◆ **AVAILABLE DATA**:

◇ ◇ ◇ ◇ ◇

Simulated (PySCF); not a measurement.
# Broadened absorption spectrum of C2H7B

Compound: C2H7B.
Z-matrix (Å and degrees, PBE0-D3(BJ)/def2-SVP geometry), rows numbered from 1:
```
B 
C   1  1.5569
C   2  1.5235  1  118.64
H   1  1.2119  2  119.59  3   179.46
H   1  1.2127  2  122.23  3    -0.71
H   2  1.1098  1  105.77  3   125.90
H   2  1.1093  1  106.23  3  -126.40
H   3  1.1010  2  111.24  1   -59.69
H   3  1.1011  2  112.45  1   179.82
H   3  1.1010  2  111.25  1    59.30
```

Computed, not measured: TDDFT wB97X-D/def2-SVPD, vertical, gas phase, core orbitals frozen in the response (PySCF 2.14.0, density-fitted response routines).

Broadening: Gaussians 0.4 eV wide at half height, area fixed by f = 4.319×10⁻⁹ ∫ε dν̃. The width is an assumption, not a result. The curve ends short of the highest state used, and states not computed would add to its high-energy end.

◇ ◇ ◇ ◇ ◇

◆ **REQUIRED ACTION**: Repeat every line exactly, starting with the first line of the entries, and stop once the line containing "Computed, not measured: TDDFT" has been given.

◆ **EXPECTED ANSWER**:
Simulated (PySCF); not a measurement.
# Broadened absorption spectrum of C2H7B

Compound: C2H7B.
Z-matrix (Å and degrees, PBE0-D3(BJ)/def2-SVP geometry), rows numbered from 1:
```
B 
C   1  1.5569
C   2  1.5235  1  118.64
H   1  1.2119  2  119.59  3   179.46
H   1  1.2127  2  122.23  3    -0.71
H   2  1.1098  1  105.77  3   125.90
H   2  1.1093  1  106.23  3  -126.40
H   3  1.1010  2  111.24  1   -59.69
H   3  1.1011  2  112.45  1   179.82
H   3  1.1010  2  111.25  1    59.30
```

Computed, not measured: TDDFT wB97X-D/def2-SVPD, vertical, gas phase, core orbitals frozen in the response (PySCF 2.14.0, density-fitted response routines).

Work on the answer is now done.